SUPPLIED RECORDS:

——

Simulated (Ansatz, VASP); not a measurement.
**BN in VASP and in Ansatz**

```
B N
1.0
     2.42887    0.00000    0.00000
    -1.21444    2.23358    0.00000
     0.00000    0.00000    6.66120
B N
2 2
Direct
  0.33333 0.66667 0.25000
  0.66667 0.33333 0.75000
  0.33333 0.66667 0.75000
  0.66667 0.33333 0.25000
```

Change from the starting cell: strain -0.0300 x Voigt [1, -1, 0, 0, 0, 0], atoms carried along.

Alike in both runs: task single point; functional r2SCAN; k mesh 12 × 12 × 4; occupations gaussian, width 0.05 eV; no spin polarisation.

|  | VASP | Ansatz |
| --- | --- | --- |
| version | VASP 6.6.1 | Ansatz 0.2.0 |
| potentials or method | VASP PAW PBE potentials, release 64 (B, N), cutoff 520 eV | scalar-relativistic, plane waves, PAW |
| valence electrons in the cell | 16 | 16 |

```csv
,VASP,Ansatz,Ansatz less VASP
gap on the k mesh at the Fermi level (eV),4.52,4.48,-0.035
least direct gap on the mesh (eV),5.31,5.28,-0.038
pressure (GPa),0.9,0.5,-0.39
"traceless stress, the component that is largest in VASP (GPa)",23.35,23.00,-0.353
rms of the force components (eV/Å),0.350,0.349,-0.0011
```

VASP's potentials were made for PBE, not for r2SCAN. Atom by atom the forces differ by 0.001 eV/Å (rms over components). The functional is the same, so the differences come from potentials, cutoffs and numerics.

——

WORK ITEM: Repeat, word for word, the lines from the start of the records to the line that contains "waves, PAW |", both of them included, and no others.

REPLY:
Simulated (Ansatz, VASP); not a measurement.
**BN in VASP and in Ansatz**

```
B N
1.0
     2.42887    0.00000    0.00000
    -1.21444    2.23358    0.00000
     0.00000    0.00000    6.66120
B N
2 2
Direct
  0.33333 0.66667 0.25000
  0.66667 0.33333 0.75000
  0.33333 0.66667 0.75000
  0.66667 0.33333 0.25000
```

Change from the starting cell: strain -0.0300 x Voigt [1, -1, 0, 0, 0, 0], atoms carried along.

Alike in both runs: task single point; functional r2SCAN; k mesh 12 × 12 × 4; occupations gaussian, width 0.05 eV; no spin polarisation.

|  | VASP | Ansatz |
| --- | --- | --- |
| version | VASP 6.6.1 | Ansatz 0.2.0 |
| potentials or method | VASP PAW PBE potentials, release 64 (B, N), cutoff 520 eV | scalar-relativistic, plane waves, PAW |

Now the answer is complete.